## Work order
Consider the listing below. Extract exactly the lines from the line containing "1.08 | ? | 9.34 |" to the line containing "- 19.4, density (kg/m³): 958.0", both included.

───

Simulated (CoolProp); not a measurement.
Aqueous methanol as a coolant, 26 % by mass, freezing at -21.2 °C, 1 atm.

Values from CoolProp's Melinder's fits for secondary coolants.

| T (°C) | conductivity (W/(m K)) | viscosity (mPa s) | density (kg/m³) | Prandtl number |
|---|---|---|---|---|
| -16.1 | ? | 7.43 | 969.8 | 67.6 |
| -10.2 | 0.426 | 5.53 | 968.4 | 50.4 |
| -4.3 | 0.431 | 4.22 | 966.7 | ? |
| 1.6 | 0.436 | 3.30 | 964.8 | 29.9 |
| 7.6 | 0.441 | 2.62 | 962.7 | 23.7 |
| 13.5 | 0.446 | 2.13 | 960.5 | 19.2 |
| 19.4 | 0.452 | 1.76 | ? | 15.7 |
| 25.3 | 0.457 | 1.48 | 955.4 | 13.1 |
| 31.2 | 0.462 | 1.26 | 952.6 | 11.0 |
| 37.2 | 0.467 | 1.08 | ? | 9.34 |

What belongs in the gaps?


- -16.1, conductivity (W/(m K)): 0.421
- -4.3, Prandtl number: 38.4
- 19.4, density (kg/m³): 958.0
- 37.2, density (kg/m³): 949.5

───

## Task result
| 37.2 | 0.467 | 1.08 | ? | 9.34 |

What belongs in the gaps?


- -16.1, conductivity (W/(m K)): 0.421
- -4.3, Prandtl number: 38.4
- 19.4, density (kg/m³): 958.0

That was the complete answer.